**Dataset records**
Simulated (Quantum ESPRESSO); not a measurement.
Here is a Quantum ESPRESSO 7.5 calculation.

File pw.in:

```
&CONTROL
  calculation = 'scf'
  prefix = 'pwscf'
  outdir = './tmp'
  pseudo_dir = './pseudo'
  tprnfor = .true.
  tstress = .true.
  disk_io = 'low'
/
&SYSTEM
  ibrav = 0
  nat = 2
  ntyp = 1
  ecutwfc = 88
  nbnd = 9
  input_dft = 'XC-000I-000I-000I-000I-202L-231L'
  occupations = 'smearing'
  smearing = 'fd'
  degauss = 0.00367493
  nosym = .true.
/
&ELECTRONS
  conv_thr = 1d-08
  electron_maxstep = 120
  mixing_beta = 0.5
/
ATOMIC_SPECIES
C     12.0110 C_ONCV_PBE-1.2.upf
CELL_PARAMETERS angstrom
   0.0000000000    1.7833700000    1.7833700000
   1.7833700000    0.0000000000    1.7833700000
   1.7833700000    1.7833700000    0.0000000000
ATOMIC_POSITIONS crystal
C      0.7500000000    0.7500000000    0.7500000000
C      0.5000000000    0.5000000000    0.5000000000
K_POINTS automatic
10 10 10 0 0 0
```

**Requirement**
Retype all of the data exactly. Leave nothing out.

**Written answer**
Simulated (Quantum ESPRESSO); not a measurement.
Here is a Quantum ESPRESSO 7.5 calculation.

File pw.in:

```
&CONTROL
  calculation = 'scf'
  prefix = 'pwscf'
  outdir = './tmp'
  pseudo_dir = './pseudo'
  tprnfor = .true.
  tstress = .true.
  disk_io = 'low'
/
&SYSTEM
  ibrav = 0
  nat = 2
  ntyp = 1
  ecutwfc = 88
  nbnd = 9
  input_dft = 'XC-000I-000I-000I-000I-202L-231L'
  occupations = 'smearing'
  smearing = 'fd'
  degauss = 0.00367493
  nosym = .true.
/
&ELECTRONS
  conv_thr = 1d-08
  electron_maxstep = 120
  mixing_beta = 0.5
/
ATOMIC_SPECIES
C     12.0110 C_ONCV_PBE-1.2.upf
CELL_PARAMETERS angstrom
   0.0000000000    1.7833700000    1.7833700000
   1.7833700000    0.0000000000    1.7833700000
   1.7833700000    1.7833700000    0.0000000000
ATOMIC_POSITIONS crystal
C      0.7500000000    0.7500000000    0.7500000000
C      0.5000000000    0.5000000000    0.5000000000
K_POINTS automatic
10 10 10 0 0 0
```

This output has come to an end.